(Given records Opens)
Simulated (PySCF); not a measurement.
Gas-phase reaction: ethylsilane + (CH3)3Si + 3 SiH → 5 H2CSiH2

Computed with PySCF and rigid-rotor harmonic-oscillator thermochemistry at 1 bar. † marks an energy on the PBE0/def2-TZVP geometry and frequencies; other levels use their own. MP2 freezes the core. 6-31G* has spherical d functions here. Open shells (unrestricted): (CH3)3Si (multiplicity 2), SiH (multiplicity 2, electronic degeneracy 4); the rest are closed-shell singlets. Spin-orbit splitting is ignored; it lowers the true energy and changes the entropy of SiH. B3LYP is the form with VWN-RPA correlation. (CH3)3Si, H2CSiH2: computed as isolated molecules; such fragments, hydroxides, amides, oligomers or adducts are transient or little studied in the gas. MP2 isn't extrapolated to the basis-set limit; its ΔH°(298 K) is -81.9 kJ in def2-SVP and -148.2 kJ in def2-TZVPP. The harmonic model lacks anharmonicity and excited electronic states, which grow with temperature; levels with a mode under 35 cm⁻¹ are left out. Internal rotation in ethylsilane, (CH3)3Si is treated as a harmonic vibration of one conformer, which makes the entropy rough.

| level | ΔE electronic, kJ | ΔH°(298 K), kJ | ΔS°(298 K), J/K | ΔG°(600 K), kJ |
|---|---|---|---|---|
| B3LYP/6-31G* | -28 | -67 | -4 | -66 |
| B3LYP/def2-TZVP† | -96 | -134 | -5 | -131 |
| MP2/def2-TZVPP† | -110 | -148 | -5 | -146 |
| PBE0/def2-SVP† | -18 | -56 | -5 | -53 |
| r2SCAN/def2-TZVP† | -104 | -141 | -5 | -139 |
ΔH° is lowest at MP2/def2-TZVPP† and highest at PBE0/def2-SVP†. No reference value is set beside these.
(Given records Closes)

▸ Assigned task
Print the first line of the records above and each line after it, exactly, through the line with "Gas-phase reaction: ethylsilane".

▸ Exercise result
Simulated (PySCF); not a measurement.
Gas-phase reaction: ethylsilane + (CH3)3Si + 3 SiH → 5 H2CSiH2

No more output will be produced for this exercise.